• _REQUIREMENT_: Among the entries below, one stretch runs from the line that contains "94.9, 77.7, 72.4." through the line that contains "- δC 149.5: fully". Repeat that stretch exactly, ends included, and only that.

• _SUPPLIED DATA_:
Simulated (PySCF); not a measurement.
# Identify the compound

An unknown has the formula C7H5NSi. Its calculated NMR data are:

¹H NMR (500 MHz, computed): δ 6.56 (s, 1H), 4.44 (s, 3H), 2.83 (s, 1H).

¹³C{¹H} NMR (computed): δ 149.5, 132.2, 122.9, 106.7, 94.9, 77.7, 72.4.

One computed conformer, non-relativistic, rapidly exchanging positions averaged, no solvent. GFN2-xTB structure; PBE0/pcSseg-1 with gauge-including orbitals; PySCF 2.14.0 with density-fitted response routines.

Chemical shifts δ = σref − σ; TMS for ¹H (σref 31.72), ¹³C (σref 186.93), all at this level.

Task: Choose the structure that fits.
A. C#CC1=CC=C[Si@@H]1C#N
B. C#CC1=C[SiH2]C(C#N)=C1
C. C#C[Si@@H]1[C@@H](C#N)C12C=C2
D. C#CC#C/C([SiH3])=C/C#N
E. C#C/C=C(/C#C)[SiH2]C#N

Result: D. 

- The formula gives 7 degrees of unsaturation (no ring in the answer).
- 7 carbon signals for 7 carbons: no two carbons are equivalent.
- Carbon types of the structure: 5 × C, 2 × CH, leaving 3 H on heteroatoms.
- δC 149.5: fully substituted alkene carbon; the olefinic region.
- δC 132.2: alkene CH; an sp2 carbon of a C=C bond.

• _RESULT_:
¹³C{¹H} NMR (computed): δ 149.5, 132.2, 122.9, 106.7, 94.9, 77.7, 72.4.

One computed conformer, non-relativistic, rapidly exchanging positions averaged, no solvent. GFN2-xTB structure; PBE0/pcSseg-1 with gauge-including orbitals; PySCF 2.14.0 with density-fitted response routines.

Chemical shifts δ = σref − σ; TMS for ¹H (σref 31.72), ¹³C (σref 186.93), all at this level.

Task: Choose the structure that fits.
A. C#CC1=CC=C[Si@@H]1C#N
B. C#CC1=C[SiH2]C(C#N)=C1
C. C#C[Si@@H]1[C@@H](C#N)C12C=C2
D. C#CC#C/C([SiH3])=C/C#N
E. C#C/C=C(/C#C)[SiH2]C#N

Result: D. 

- The formula gives 7 degrees of unsaturation (no ring in the answer).
- 7 carbon signals for 7 carbons: no two carbons are equivalent.
- Carbon types of the structure: 5 × C, 2 × CH, leaving 3 H on heteroatoms.
- δC 149.5: fully substituted alkene carbon; the olefinic region.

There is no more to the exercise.